Given data:
=== Section Start ===

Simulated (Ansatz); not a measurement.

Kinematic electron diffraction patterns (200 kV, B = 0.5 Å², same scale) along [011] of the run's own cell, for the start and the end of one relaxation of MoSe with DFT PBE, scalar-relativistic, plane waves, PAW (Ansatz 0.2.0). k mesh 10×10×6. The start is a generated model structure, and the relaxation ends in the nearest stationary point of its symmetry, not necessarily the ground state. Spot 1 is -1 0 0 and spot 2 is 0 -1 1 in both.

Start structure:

=== Section End ===

Task item:
Repeat every line of the listing, word for word.

Answer area:
Simulated (Ansatz); not a measurement.

Kinematic electron diffraction patterns (200 kV, B = 0.5 Å², same scale) along [011] of the run's own cell, for the start and the end of one relaxation of MoSe with DFT PBE, scalar-relativistic, plane waves, PAW (Ansatz 0.2.0). k mesh 10×10×6. The start is a generated model structure, and the relaxation ends in the nearest stationary point of its symmetry, not necessarily the ground state. Spot 1 is -1 0 0 and spot 2 is 0 -1 1 in both.

Start structure:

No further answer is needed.